Work task: Stop after the line that contains "-0.387 | -0.220 |"; until then, restate each line of the entries word for word from the very first.

* * * * * * * * *

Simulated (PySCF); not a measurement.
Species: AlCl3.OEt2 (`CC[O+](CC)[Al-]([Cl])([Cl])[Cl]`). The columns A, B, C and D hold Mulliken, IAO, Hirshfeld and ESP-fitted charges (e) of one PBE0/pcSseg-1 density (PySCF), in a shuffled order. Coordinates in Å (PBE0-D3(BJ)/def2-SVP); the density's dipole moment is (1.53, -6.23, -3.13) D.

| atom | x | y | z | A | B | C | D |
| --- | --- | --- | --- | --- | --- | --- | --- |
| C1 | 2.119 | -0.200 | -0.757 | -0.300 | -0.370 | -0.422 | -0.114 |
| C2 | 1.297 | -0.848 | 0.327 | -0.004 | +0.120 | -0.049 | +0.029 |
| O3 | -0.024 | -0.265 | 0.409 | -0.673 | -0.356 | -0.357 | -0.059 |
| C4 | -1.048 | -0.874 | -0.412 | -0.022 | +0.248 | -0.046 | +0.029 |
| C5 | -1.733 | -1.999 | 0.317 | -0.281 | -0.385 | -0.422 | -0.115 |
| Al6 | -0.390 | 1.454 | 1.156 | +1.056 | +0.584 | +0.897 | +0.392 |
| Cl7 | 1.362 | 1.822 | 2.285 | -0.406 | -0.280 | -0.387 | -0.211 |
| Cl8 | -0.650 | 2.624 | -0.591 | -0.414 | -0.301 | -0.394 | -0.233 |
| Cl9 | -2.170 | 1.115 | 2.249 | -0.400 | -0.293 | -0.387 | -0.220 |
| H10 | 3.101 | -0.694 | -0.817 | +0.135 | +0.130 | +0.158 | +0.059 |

* * * * * * * * *

Problem solution:
Simulated (PySCF); not a measurement.
Species: AlCl3.OEt2 (`CC[O+](CC)[Al-]([Cl])([Cl])[Cl]`). The columns A, B, C and D hold Mulliken, IAO, Hirshfeld and ESP-fitted charges (e) of one PBE0/pcSseg-1 density (PySCF), in a shuffled order. Coordinates in Å (PBE0-D3(BJ)/def2-SVP); the density's dipole moment is (1.53, -6.23, -3.13) D.

| atom | x | y | z | A | B | C | D |
| --- | --- | --- | --- | --- | --- | --- | --- |
| C1 | 2.119 | -0.200 | -0.757 | -0.300 | -0.370 | -0.422 | -0.114 |
| C2 | 1.297 | -0.848 | 0.327 | -0.004 | +0.120 | -0.049 | +0.029 |
| O3 | -0.024 | -0.265 | 0.409 | -0.673 | -0.356 | -0.357 | -0.059 |
| C4 | -1.048 | -0.874 | -0.412 | -0.022 | +0.248 | -0.046 | +0.029 |
| C5 | -1.733 | -1.999 | 0.317 | -0.281 | -0.385 | -0.422 | -0.115 |
| Al6 | -0.390 | 1.454 | 1.156 | +1.056 | +0.584 | +0.897 | +0.392 |
| Cl7 | 1.362 | 1.822 | 2.285 | -0.406 | -0.280 | -0.387 | -0.211 |
| Cl8 | -0.650 | 2.624 | -0.591 | -0.414 | -0.301 | -0.394 | -0.233 |
| Cl9 | -2.170 | 1.115 | 2.249 | -0.400 | -0.293 | -0.387 | -0.220 |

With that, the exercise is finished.